↓↓↓

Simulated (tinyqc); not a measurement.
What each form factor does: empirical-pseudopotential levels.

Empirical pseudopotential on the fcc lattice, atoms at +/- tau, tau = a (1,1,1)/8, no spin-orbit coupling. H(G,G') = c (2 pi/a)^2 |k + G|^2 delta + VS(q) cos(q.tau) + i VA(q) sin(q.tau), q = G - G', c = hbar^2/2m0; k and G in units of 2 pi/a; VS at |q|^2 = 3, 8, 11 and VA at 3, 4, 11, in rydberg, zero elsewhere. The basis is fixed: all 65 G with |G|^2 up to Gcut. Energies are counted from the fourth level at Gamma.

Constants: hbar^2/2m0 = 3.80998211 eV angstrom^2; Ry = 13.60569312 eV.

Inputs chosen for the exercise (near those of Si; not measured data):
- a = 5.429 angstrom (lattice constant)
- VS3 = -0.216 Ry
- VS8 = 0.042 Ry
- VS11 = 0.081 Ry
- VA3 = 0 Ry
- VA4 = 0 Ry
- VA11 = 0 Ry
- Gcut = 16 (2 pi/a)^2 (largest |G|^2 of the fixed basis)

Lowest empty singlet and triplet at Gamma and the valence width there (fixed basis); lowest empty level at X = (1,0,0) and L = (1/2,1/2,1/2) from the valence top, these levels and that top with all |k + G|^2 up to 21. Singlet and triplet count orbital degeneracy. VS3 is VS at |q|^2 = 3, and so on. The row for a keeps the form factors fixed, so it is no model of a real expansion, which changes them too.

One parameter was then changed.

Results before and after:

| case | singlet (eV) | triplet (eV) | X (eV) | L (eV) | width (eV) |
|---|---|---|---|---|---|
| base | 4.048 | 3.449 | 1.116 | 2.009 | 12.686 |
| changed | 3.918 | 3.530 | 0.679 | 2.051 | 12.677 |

↑↑↑

**Brief**
Please return only the lines above, starting at the line that has "- VA4 = 0 Ry" and ending at the line that has "2.009 | 12.686 |", keeping both and leaving each one unchanged.

**Response box**
- VA4 = 0 Ry
- VA11 = 0 Ry
- Gcut = 16 (2 pi/a)^2 (largest |G|^2 of the fixed basis)

Lowest empty singlet and triplet at Gamma and the valence width there (fixed basis); lowest empty level at X = (1,0,0) and L = (1/2,1/2,1/2) from the valence top, these levels and that top with all |k + G|^2 up to 21. Singlet and triplet count orbital degeneracy. VS3 is VS at |q|^2 = 3, and so on. The row for a keeps the form factors fixed, so it is no model of a real expansion, which changes them too.

One parameter was then changed.

Results before and after:

| case | singlet (eV) | triplet (eV) | X (eV) | L (eV) | width (eV) |
|---|---|---|---|---|---|
| base | 4.048 | 3.449 | 1.116 | 2.009 | 12.686 |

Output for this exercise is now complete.